---------- Provided information ----------
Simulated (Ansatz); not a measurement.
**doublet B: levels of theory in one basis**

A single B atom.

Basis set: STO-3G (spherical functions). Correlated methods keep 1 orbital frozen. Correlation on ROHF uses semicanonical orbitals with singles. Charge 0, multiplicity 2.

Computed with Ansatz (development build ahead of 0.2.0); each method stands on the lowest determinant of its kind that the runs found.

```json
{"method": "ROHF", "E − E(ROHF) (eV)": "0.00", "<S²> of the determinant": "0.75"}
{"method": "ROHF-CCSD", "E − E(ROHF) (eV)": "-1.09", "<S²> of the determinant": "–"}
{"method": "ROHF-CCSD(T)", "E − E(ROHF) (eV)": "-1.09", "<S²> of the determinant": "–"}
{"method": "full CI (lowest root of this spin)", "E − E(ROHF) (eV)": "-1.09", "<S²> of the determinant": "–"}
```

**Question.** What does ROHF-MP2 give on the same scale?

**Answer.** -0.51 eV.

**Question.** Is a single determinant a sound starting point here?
----------

* _Work task_
Write each line above out exactly.

* _Expected answer_
Simulated (Ansatz); not a measurement.
**doublet B: levels of theory in one basis**

A single B atom.

Basis set: STO-3G (spherical functions). Correlated methods keep 1 orbital frozen. Correlation on ROHF uses semicanonical orbitals with singles. Charge 0, multiplicity 2.

Computed with Ansatz (development build ahead of 0.2.0); each method stands on the lowest determinant of its kind that the runs found.

```json
{"method": "ROHF", "E − E(ROHF) (eV)": "0.00", "<S²> of the determinant": "0.75"}
{"method": "ROHF-CCSD", "E − E(ROHF) (eV)": "-1.09", "<S²> of the determinant": "–"}
{"method": "ROHF-CCSD(T)", "E − E(ROHF) (eV)": "-1.09", "<S²> of the determinant": "–"}
{"method": "full CI (lowest root of this spin)", "E − E(ROHF) (eV)": "-1.09", "<S²> of the determinant": "–"}
```

**Question.** What does ROHF-MP2 give on the same scale?

**Answer.** -0.51 eV.

**Question.** Is a single determinant a sound starting point here?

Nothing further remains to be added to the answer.